:: Assignment ::
Print exactly those lines that run from the beginning of the data to the line bearing "# Molecular dynamics, step by step", inclusive.

:: Record extracts ::
········

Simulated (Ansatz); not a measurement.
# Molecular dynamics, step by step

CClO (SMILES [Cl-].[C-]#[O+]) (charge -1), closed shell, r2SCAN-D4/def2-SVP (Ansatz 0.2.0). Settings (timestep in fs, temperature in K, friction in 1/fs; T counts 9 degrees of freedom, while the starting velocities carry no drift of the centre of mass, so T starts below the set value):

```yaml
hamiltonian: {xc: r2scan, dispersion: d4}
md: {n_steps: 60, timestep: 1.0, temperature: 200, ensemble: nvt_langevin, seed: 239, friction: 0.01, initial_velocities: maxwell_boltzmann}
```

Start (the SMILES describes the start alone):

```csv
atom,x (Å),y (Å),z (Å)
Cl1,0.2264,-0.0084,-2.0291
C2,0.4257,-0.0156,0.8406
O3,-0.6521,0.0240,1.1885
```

········

:: Exercise answer ::
Simulated (Ansatz); not a measurement.
# Molecular dynamics, step by step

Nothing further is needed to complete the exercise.